WORK ORDER - From the data below, retype exactly the lines starting with the one that contains "- Program: VASP 6.6.1" and ending with the one that contains "Result: Over 5", both included.

○ ○ ○

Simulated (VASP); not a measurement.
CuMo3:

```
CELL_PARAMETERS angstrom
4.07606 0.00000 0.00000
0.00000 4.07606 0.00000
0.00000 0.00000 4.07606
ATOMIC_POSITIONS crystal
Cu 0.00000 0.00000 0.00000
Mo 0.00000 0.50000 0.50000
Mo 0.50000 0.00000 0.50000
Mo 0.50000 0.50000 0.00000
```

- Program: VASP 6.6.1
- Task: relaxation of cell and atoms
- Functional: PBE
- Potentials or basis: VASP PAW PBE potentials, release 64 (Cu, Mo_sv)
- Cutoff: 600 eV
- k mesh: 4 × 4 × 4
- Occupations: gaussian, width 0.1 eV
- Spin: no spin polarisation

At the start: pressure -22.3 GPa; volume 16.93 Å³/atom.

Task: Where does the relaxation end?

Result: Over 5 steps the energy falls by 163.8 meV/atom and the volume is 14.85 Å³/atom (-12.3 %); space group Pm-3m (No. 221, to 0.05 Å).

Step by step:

○ ○ ○

REPLY -
- Program: VASP 6.6.1
- Task: relaxation of cell and atoms
- Functional: PBE
- Potentials or basis: VASP PAW PBE potentials, release 64 (Cu, Mo_sv)
- Cutoff: 600 eV
- k mesh: 4 × 4 × 4
- Occupations: gaussian, width 0.1 eV
- Spin: no spin polarisation

At the start: pressure -22.3 GPa; volume 16.93 Å³/atom.

Task: Where does the relaxation end?

Result: Over 5 steps the energy falls by 163.8 meV/atom and the volume is 14.85 Å³/atom (-12.3 %); space group Pm-3m (No. 221, to 0.05 Å).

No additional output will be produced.